_ _ _ _

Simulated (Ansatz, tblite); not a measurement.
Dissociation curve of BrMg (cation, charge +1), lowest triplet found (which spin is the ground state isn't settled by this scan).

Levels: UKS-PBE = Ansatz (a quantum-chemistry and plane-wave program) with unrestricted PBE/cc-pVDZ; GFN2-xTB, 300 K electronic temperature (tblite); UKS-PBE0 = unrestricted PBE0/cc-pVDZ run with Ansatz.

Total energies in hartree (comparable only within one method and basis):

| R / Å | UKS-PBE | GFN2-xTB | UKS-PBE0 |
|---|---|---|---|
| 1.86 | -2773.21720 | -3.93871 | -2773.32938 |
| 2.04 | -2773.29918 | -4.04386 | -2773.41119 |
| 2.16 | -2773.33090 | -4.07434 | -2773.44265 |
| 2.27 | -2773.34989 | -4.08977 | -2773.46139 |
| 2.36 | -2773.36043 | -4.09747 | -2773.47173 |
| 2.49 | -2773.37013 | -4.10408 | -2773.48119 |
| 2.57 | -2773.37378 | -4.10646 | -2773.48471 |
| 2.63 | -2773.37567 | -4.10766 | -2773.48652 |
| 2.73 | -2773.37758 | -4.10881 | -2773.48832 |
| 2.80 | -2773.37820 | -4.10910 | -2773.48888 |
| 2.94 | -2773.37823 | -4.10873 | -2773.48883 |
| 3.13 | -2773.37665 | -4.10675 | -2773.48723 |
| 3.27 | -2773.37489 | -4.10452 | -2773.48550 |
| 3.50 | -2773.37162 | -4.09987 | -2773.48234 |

_ _ _ _

Work order:
Only the lines above from the line with "-4.08977 | -2773.46139 |" to the line with "-4.10452 | -2773.48550 |", those two lines included, should be reproduced exactly.

Task answer:
| 2.27 | -2773.34989 | -4.08977 | -2773.46139 |
| 2.36 | -2773.36043 | -4.09747 | -2773.47173 |
| 2.49 | -2773.37013 | -4.10408 | -2773.48119 |
| 2.57 | -2773.37378 | -4.10646 | -2773.48471 |
| 2.63 | -2773.37567 | -4.10766 | -2773.48652 |
| 2.73 | -2773.37758 | -4.10881 | -2773.48832 |
| 2.80 | -2773.37820 | -4.10910 | -2773.48888 |
| 2.94 | -2773.37823 | -4.10873 | -2773.48883 |
| 3.13 | -2773.37665 | -4.10675 | -2773.48723 |
| 3.27 | -2773.37489 | -4.10452 | -2773.48550 |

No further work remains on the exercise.